WORK TASK
Of the entries below, return exactly those lines that fall between the one containing "Energy scan for" and the one containing "Rank the frames", the two end lines included.

**** INFORMATION GIVEN ****

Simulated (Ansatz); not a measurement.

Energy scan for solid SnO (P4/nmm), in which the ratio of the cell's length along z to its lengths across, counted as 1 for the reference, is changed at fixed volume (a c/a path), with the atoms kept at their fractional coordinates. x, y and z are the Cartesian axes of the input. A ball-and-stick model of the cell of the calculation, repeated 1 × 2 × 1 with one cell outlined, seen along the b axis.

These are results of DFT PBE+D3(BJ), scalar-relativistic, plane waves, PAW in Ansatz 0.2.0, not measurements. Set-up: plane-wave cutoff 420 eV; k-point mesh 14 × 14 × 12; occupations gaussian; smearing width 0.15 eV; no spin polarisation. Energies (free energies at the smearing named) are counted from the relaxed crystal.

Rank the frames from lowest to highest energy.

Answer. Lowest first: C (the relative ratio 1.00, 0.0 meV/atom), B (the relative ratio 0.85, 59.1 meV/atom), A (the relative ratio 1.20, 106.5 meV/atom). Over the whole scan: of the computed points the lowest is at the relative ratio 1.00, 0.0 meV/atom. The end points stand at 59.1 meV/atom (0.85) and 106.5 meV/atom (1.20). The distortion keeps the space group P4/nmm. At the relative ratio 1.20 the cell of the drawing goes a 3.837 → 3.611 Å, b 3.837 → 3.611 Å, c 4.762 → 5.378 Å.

****

TASK ANSWER
Energy scan for solid SnO (P4/nmm), in which the ratio of the cell's length along z to its lengths across, counted as 1 for the reference, is changed at fixed volume (a c/a path), with the atoms kept at their fractional coordinates. x, y and z are the Cartesian axes of the input. A ball-and-stick model of the cell of the calculation, repeated 1 × 2 × 1 with one cell outlined, seen along the b axis.

These are results of DFT PBE+D3(BJ), scalar-relativistic, plane waves, PAW in Ansatz 0.2.0, not measurements. Set-up: plane-wave cutoff 420 eV; k-point mesh 14 × 14 × 12; occupations gaussian; smearing width 0.15 eV; no spin polarisation. Energies (free energies at the smearing named) are counted from the relaxed crystal.

Rank the frames from lowest to highest energy.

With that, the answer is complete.